ASSIGNMENT » Beginning with the first line of the material, set down each line exactly as written, up to and including the line with "This is a relaxation".

======== SOURCE MATERIAL
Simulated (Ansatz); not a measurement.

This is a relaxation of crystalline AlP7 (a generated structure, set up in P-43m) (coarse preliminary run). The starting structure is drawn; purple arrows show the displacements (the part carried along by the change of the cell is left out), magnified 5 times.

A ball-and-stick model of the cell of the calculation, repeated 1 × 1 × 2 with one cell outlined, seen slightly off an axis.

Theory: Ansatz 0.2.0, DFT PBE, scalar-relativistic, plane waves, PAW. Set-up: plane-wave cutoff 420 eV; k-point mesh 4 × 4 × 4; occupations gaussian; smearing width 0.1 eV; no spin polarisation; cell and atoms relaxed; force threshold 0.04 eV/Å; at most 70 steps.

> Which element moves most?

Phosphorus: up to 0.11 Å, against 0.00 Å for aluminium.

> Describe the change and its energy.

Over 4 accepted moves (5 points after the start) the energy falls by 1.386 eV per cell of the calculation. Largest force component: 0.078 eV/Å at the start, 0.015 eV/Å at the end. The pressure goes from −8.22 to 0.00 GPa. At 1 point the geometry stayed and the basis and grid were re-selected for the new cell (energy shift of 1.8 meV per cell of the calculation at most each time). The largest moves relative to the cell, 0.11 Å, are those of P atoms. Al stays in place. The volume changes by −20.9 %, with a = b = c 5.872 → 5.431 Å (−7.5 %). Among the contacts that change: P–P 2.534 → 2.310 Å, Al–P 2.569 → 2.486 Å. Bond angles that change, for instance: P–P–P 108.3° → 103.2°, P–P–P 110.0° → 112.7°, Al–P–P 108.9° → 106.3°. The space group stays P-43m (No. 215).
================

WRITTEN RESPONSE »
Simulated (Ansatz); not a measurement.

This is a relaxation of crystalline AlP7 (a generated structure, set up in P-43m) (coarse preliminary run). The starting structure is drawn; purple arrows show the displacements (the part carried along by the change of the cell is left out), magnified 5 times.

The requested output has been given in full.